Data to examine:
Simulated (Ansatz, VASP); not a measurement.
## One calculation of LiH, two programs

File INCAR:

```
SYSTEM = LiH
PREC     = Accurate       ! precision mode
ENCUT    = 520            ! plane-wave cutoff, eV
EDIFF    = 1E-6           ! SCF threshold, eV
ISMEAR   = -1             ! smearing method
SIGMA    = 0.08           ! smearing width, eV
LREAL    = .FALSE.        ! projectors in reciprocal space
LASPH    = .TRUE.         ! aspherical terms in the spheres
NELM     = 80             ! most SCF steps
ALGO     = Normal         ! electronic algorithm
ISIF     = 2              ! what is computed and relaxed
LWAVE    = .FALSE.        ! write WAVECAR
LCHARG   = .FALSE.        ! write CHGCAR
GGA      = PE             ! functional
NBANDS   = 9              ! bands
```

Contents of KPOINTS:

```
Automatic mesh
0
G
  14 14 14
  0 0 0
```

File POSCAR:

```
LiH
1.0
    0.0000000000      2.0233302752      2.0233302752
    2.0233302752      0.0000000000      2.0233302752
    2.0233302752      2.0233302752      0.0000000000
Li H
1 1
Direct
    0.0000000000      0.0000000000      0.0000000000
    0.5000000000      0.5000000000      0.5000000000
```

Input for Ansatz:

Exercise:
Please set down all the data word for word.

Reply:
Simulated (Ansatz, VASP); not a measurement.
## One calculation of LiH, two programs

File INCAR:

```
SYSTEM = LiH
PREC     = Accurate       ! precision mode
ENCUT    = 520            ! plane-wave cutoff, eV
EDIFF    = 1E-6           ! SCF threshold, eV
ISMEAR   = -1             ! smearing method
SIGMA    = 0.08           ! smearing width, eV
LREAL    = .FALSE.        ! projectors in reciprocal space
LASPH    = .TRUE.         ! aspherical terms in the spheres
NELM     = 80             ! most SCF steps
ALGO     = Normal         ! electronic algorithm
ISIF     = 2              ! what is computed and relaxed
LWAVE    = .FALSE.        ! write WAVECAR
LCHARG   = .FALSE.        ! write CHGCAR
GGA      = PE             ! functional
NBANDS   = 9              ! bands
```

Contents of KPOINTS:

```
Automatic mesh
0
G
  14 14 14
  0 0 0
```

File POSCAR:

```
LiH
1.0
    0.0000000000      2.0233302752      2.0233302752
    2.0233302752      0.0000000000      2.0233302752
    2.0233302752      2.0233302752      0.0000000000
Li H
1 1
Direct
    0.0000000000      0.0000000000      0.0000000000
    0.5000000000      0.5000000000      0.5000000000
```

Input for Ansatz:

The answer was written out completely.